BEGIN GIVEN INFORMATION

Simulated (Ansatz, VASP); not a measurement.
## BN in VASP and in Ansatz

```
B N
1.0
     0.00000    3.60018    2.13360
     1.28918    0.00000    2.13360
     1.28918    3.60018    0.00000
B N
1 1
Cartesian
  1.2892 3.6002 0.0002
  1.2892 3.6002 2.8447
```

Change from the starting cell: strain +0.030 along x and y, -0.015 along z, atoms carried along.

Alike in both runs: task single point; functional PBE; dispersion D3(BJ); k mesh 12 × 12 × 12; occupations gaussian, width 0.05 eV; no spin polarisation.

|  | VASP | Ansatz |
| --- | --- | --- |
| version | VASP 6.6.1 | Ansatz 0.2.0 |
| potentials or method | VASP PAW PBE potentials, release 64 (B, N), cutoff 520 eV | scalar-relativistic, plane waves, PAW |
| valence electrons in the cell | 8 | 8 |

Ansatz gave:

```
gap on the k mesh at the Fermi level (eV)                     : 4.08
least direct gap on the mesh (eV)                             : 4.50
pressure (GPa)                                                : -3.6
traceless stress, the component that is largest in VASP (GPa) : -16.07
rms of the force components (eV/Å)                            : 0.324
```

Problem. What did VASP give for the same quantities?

END GIVEN INFORMATION

TASK ITEM:
Nothing but the exact lines from the start of the material through the line holding "Change from the", both included, belongs in the answer.

SOLUTION:
Simulated (Ansatz, VASP); not a measurement.
## BN in VASP and in Ansatz

```
B N
1.0
     0.00000    3.60018    2.13360
     1.28918    0.00000    2.13360
     1.28918    3.60018    0.00000
B N
1 1
Cartesian
  1.2892 3.6002 0.0002
  1.2892 3.6002 2.8447
```

Change from the starting cell: strain +0.030 along x and y, -0.015 along z, atoms carried along.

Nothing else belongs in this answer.